(Work instruction): Only the opening lines of the listing, through the one with "The species is", are to be retyped, each exactly as it stands.

(Given data):
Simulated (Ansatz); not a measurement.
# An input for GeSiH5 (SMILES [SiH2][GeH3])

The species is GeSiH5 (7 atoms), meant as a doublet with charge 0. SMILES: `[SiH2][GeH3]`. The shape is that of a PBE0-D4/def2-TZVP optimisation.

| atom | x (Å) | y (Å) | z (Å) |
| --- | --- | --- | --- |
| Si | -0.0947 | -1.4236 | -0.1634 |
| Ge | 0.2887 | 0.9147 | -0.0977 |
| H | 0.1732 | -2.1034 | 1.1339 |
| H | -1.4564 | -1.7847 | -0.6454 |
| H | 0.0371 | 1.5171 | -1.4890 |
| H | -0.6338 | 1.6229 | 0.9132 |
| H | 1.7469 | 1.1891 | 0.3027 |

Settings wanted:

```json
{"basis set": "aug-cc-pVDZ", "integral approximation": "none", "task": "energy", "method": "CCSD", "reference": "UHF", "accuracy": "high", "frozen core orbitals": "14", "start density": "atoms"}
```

(Your solution):
Simulated (Ansatz); not a measurement.
# An input for GeSiH5 (SMILES [SiH2][GeH3])

The species is GeSiH5 (7 atoms), meant as a doublet with charge 0. SMILES: `[SiH2][GeH3]`. The shape is that of a PBE0-D4/def2-TZVP optimisation.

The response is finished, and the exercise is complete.